Activity:
Every record shown here needs to be repeated exactly.

▶
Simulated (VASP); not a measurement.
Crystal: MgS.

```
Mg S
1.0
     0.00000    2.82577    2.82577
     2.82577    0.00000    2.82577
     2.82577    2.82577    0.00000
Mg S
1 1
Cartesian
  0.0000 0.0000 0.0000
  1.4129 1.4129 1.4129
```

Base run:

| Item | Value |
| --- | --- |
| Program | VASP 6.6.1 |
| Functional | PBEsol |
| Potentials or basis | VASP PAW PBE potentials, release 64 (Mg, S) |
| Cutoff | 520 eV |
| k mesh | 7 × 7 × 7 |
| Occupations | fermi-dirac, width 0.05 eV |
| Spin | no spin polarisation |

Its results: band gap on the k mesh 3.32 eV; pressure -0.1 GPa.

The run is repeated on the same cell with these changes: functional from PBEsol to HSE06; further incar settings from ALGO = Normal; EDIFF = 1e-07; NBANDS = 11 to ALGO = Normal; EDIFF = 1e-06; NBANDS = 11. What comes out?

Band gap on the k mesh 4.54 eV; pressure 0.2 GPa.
◀

Exercise response:
Simulated (VASP); not a measurement.
Crystal: MgS.

```
Mg S
1.0
     0.00000    2.82577    2.82577
     2.82577    0.00000    2.82577
     2.82577    2.82577    0.00000
Mg S
1 1
Cartesian
  0.0000 0.0000 0.0000
  1.4129 1.4129 1.4129
```

Base run:

| Item | Value |
| --- | --- |
| Program | VASP 6.6.1 |
| Functional | PBEsol |
| Potentials or basis | VASP PAW PBE potentials, release 64 (Mg, S) |
| Cutoff | 520 eV |
| k mesh | 7 × 7 × 7 |
| Occupations | fermi-dirac, width 0.05 eV |
| Spin | no spin polarisation |

Its results: band gap on the k mesh 3.32 eV; pressure -0.1 GPa.

The run is repeated on the same cell with these changes: functional from PBEsol to HSE06; further incar settings from ALGO = Normal; EDIFF = 1e-07; NBANDS = 11 to ALGO = Normal; EDIFF = 1e-06; NBANDS = 11. What comes out?

Band gap on the k mesh 4.54 eV; pressure 0.2 GPa.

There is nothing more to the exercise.